---*---
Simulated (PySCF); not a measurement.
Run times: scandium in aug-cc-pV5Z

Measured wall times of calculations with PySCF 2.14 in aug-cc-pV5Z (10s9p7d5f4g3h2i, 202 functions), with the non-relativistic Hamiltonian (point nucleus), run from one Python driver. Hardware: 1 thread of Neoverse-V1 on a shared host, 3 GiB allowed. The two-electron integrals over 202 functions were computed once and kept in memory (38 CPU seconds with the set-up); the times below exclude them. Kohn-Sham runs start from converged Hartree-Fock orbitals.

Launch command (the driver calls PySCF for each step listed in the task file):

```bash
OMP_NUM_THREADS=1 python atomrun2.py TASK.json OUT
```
---*---

- [BRIEF] Go through the listing and copy all of it exactly.

- [TASK RESPONSE]
Simulated (PySCF); not a measurement.
Run times: scandium in aug-cc-pV5Z

Measured wall times of calculations with PySCF 2.14 in aug-cc-pV5Z (10s9p7d5f4g3h2i, 202 functions), with the non-relativistic Hamiltonian (point nucleus), run from one Python driver. Hardware: 1 thread of Neoverse-V1 on a shared host, 3 GiB allowed. The two-electron integrals over 202 functions were computed once and kept in memory (38 CPU seconds with the set-up); the times below exclude them. Kohn-Sham runs start from converged Hartree-Fock orbitals.

Launch command (the driver calls PySCF for each step listed in the task file):

```bash
OMP_NUM_THREADS=1 python atomrun2.py TASK.json OUT
```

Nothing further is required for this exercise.